• **ACTION ITEM**: Take every line of the material and reproduce it exactly.

• **LISTED RECORDS**:
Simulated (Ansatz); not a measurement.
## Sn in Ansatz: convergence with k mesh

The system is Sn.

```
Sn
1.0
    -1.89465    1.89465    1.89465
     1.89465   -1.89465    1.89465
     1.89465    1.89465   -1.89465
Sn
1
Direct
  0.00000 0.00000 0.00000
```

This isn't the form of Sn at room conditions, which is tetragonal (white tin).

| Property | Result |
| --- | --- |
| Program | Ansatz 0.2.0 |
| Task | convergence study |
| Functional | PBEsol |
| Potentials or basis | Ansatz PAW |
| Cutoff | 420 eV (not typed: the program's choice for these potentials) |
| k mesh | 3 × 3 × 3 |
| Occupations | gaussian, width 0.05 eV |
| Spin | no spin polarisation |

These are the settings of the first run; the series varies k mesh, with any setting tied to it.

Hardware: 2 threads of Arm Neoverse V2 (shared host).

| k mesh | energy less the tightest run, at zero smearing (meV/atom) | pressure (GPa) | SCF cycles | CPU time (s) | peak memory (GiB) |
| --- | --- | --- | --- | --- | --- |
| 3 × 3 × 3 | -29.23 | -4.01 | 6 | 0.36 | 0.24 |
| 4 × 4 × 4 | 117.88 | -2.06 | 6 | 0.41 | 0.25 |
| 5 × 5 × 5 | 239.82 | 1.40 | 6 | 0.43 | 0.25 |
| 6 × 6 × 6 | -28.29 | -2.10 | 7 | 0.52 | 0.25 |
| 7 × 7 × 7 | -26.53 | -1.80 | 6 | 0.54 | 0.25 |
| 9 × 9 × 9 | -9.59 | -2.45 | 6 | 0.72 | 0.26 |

• **RESULT**:
Simulated (Ansatz); not a measurement.
## Sn in Ansatz: convergence with k mesh

The system is Sn.

```
Sn
1.0
    -1.89465    1.89465    1.89465
     1.89465   -1.89465    1.89465
     1.89465    1.89465   -1.89465
Sn
1
Direct
  0.00000 0.00000 0.00000
```

This isn't the form of Sn at room conditions, which is tetragonal (white tin).

| Property | Result |
| --- | --- |
| Program | Ansatz 0.2.0 |
| Task | convergence study |
| Functional | PBEsol |
| Potentials or basis | Ansatz PAW |
| Cutoff | 420 eV (not typed: the program's choice for these potentials) |
| k mesh | 3 × 3 × 3 |
| Occupations | gaussian, width 0.05 eV |
| Spin | no spin polarisation |

These are the settings of the first run; the series varies k mesh, with any setting tied to it.

Hardware: 2 threads of Arm Neoverse V2 (shared host).

| k mesh | energy less the tightest run, at zero smearing (meV/atom) | pressure (GPa) | SCF cycles | CPU time (s) | peak memory (GiB) |
| --- | --- | --- | --- | --- | --- |
| 3 × 3 × 3 | -29.23 | -4.01 | 6 | 0.36 | 0.24 |
| 4 × 4 × 4 | 117.88 | -2.06 | 6 | 0.41 | 0.25 |
| 5 × 5 × 5 | 239.82 | 1.40 | 6 | 0.43 | 0.25 |
| 6 × 6 × 6 | -28.29 | -2.10 | 7 | 0.52 | 0.25 |
| 7 × 7 × 7 | -26.53 | -1.80 | 6 | 0.54 | 0.25 |
| 9 × 9 × 9 | -9.59 | -2.45 | 6 | 0.72 | 0.26 |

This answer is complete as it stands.